BRIEF: Your response should consist of the full data, set down exactly.

DATA FOR ANALYSIS:
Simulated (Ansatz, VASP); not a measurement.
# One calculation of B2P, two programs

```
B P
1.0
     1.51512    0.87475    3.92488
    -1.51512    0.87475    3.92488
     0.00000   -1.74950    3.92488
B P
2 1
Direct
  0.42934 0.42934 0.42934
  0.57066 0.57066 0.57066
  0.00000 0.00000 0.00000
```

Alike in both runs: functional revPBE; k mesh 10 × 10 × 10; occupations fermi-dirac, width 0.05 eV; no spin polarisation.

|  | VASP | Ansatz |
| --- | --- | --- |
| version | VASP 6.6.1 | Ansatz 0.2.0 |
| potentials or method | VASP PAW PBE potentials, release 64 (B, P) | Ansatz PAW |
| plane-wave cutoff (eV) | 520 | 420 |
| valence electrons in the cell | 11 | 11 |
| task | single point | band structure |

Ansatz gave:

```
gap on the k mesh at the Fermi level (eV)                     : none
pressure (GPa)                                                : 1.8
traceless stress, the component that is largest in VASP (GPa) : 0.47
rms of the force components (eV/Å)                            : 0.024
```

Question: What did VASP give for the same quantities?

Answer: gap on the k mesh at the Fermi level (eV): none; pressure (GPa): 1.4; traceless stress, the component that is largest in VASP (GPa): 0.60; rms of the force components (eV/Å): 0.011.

ANSWER AREA:
Simulated (Ansatz, VASP); not a measurement.
# One calculation of B2P, two programs

```
B P
1.0
     1.51512    0.87475    3.92488
    -1.51512    0.87475    3.92488
     0.00000   -1.74950    3.92488
B P
2 1
Direct
  0.42934 0.42934 0.42934
  0.57066 0.57066 0.57066
  0.00000 0.00000 0.00000
```

Alike in both runs: functional revPBE; k mesh 10 × 10 × 10; occupations fermi-dirac, width 0.05 eV; no spin polarisation.

|  | VASP | Ansatz |
| --- | --- | --- |
| version | VASP 6.6.1 | Ansatz 0.2.0 |
| potentials or method | VASP PAW PBE potentials, release 64 (B, P) | Ansatz PAW |
| plane-wave cutoff (eV) | 520 | 420 |
| valence electrons in the cell | 11 | 11 |
| task | single point | band structure |

Ansatz gave:

```
gap on the k mesh at the Fermi level (eV)                     : none
pressure (GPa)                                                : 1.8
traceless stress, the component that is largest in VASP (GPa) : 0.47
rms of the force components (eV/Å)                            : 0.024
```

Question: What did VASP give for the same quantities?

Answer: gap on the k mesh at the Fermi level (eV): none; pressure (GPa): 1.4; traceless stress, the component that is largest in VASP (GPa): 0.60; rms of the force components (eV/Å): 0.011.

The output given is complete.